## EXERCISE
Please reproduce exactly the lines from the start of the records through the one containing "less VASP |", and nothing more.

*** MATERIAL SHOWN ***

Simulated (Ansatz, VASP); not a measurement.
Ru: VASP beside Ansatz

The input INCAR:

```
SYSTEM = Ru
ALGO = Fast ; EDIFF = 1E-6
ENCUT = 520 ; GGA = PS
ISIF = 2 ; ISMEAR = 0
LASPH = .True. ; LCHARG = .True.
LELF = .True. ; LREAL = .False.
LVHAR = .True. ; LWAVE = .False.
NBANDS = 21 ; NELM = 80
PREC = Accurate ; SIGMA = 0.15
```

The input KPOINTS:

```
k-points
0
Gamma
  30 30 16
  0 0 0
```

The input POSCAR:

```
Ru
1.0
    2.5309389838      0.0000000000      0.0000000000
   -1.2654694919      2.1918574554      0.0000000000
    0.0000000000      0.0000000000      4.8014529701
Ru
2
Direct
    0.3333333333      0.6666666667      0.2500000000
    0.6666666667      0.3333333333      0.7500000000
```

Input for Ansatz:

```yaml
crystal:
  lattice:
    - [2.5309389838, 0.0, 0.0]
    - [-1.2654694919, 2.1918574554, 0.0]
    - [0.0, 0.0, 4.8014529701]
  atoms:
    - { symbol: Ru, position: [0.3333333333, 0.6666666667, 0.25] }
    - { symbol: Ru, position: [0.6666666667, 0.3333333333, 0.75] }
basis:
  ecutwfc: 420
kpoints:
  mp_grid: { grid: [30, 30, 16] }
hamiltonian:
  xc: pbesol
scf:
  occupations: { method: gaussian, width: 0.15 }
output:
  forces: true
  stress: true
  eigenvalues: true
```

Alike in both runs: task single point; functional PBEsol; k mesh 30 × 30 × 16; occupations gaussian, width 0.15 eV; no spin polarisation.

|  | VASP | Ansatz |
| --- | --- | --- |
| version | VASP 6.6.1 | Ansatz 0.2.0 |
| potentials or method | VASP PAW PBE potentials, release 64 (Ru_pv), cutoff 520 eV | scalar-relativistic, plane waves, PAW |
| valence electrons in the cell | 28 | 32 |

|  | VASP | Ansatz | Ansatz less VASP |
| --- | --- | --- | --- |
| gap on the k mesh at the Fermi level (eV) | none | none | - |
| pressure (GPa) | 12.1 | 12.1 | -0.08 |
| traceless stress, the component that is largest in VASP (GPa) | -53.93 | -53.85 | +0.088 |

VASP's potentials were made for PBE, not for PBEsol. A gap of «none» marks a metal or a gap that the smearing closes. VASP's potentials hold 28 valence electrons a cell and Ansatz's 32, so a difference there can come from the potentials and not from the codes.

*** End of MATERIAL SHOWN ***

## RESPONSE BOX
Simulated (Ansatz, VASP); not a measurement.
Ru: VASP beside Ansatz

The input INCAR:

```
SYSTEM = Ru
ALGO = Fast ; EDIFF = 1E-6
ENCUT = 520 ; GGA = PS
ISIF = 2 ; ISMEAR = 0
LASPH = .True. ; LCHARG = .True.
LELF = .True. ; LREAL = .False.
LVHAR = .True. ; LWAVE = .False.
NBANDS = 21 ; NELM = 80
PREC = Accurate ; SIGMA = 0.15
```

The input KPOINTS:

```
k-points
0
Gamma
  30 30 16
  0 0 0
```

The input POSCAR:

```
Ru
1.0
    2.5309389838      0.0000000000      0.0000000000
   -1.2654694919      2.1918574554      0.0000000000
    0.0000000000      0.0000000000      4.8014529701
Ru
2
Direct
    0.3333333333      0.6666666667      0.2500000000
    0.6666666667      0.3333333333      0.7500000000
```

Input for Ansatz:

```yaml
crystal:
  lattice:
    - [2.5309389838, 0.0, 0.0]
    - [-1.2654694919, 2.1918574554, 0.0]
    - [0.0, 0.0, 4.8014529701]
  atoms:
    - { symbol: Ru, position: [0.3333333333, 0.6666666667, 0.25] }
    - { symbol: Ru, position: [0.6666666667, 0.3333333333, 0.75] }
basis:
  ecutwfc: 420
kpoints:
  mp_grid: { grid: [30, 30, 16] }
hamiltonian:
  xc: pbesol
scf:
  occupations: { method: gaussian, width: 0.15 }
output:
  forces: true
  stress: true
  eigenvalues: true
```

Alike in both runs: task single point; functional PBEsol; k mesh 30 × 30 × 16; occupations gaussian, width 0.15 eV; no spin polarisation.

|  | VASP | Ansatz |
| --- | --- | --- |
| version | VASP 6.6.1 | Ansatz 0.2.0 |
| potentials or method | VASP PAW PBE potentials, release 64 (Ru_pv), cutoff 520 eV | scalar-relativistic, plane waves, PAW |
| valence electrons in the cell | 28 | 32 |

|  | VASP | Ansatz | Ansatz less VASP |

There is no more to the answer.